****************************************

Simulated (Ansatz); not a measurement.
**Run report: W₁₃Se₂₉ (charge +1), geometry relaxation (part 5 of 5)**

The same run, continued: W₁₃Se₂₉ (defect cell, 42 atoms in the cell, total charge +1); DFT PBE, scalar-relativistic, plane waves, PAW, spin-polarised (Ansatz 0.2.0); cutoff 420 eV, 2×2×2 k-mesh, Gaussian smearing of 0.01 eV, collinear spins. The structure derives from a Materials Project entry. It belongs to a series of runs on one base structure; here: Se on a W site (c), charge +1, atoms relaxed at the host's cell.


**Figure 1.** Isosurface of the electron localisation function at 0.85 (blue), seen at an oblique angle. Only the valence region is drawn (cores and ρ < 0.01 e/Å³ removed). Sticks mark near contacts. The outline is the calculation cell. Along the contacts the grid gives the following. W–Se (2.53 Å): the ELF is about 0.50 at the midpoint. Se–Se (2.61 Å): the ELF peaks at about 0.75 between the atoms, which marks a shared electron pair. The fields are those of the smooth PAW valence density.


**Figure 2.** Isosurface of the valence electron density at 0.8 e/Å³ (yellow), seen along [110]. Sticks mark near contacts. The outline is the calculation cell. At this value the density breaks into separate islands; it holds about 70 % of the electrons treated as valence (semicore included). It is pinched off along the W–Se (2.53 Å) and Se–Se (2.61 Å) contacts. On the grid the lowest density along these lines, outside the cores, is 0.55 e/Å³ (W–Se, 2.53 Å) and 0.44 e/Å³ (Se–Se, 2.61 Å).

****************************************

Task item:
Repeat exactly the lines of the listing above, from the one with "(part 5 of 5)**" down to the one with "The same run, continued: W₁₃Se₂₉"; both of those lines belong in the range.

Task output:
**Run report: W₁₃Se₂₉ (charge +1), geometry relaxation (part 5 of 5)**

The same run, continued: W₁₃Se₂₉ (defect cell, 42 atoms in the cell, total charge +1); DFT PBE, scalar-relativistic, plane waves, PAW, spin-polarised (Ansatz 0.2.0); cutoff 420 eV, 2×2×2 k-mesh, Gaussian smearing of 0.01 eV, collinear spins. The structure derives from a Materials Project entry. It belongs to a series of runs on one base structure; here: Se on a W site (c), charge +1, atoms relaxed at the host's cell.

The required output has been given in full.